▸ WORK ITEM:
Restate word for word the entries below, starting with the line with "width 0.05 eV |" and continuing through the line with "moment | 3 μB |". Include both of those lines and no others.

▸ INFORMATION SHOWN:
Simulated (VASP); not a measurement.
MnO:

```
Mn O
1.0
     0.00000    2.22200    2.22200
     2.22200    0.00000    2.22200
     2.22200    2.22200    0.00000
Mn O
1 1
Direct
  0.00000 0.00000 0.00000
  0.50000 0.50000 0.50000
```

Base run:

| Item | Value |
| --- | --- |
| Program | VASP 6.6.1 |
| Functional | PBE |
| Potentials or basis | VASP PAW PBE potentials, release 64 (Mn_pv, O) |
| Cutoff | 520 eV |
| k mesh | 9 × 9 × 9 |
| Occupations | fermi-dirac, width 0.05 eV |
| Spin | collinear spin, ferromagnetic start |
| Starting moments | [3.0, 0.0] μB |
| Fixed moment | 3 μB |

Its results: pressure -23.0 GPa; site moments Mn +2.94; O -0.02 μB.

▸ EXERCISE ANSWER:
| Occupations | fermi-dirac, width 0.05 eV |
| Spin | collinear spin, ferromagnetic start |
| Starting moments | [3.0, 0.0] μB |
| Fixed moment | 3 μB |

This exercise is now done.